• [REQUIRED ACTION]:
Please reproduce verbatim the lines below, from the first through the one with "- 326.85 °C and 1.14".

• [MATERIAL SHOWN]:
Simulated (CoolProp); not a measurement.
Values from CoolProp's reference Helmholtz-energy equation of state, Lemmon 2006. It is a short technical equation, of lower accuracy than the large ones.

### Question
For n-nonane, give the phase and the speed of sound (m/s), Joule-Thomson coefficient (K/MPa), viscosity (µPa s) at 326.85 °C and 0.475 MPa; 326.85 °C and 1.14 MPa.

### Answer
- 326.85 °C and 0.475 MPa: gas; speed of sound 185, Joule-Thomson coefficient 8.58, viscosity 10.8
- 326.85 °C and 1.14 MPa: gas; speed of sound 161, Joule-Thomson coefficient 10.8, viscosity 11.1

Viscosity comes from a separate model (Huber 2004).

• [TASK ANSWER]:
Simulated (CoolProp); not a measurement.
Values from CoolProp's reference Helmholtz-energy equation of state, Lemmon 2006. It is a short technical equation, of lower accuracy than the large ones.

### Question
For n-nonane, give the phase and the speed of sound (m/s), Joule-Thomson coefficient (K/MPa), viscosity (µPa s) at 326.85 °C and 0.475 MPa; 326.85 °C and 1.14 MPa.

### Answer
- 326.85 °C and 0.475 MPa: gas; speed of sound 185, Joule-Thomson coefficient 8.58, viscosity 10.8
- 326.85 °C and 1.14 MPa: gas; speed of sound 161, Joule-Thomson coefficient 10.8, viscosity 11.1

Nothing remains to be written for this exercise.